--- START ---

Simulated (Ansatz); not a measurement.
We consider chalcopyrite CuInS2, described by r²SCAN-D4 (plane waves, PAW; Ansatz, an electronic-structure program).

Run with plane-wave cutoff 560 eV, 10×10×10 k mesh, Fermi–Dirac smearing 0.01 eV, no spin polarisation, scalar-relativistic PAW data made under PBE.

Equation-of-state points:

--- END ---

- _Work instruction_
From the first line to the last, transcribe the listing exactly.

- _Written response_
Simulated (Ansatz); not a measurement.
We consider chalcopyrite CuInS2, described by r²SCAN-D4 (plane waves, PAW; Ansatz, an electronic-structure program).

Run with plane-wave cutoff 560 eV, 10×10×10 k mesh, Fermi–Dirac smearing 0.01 eV, no spin polarisation, scalar-relativistic PAW data made under PBE.

Equation-of-state points:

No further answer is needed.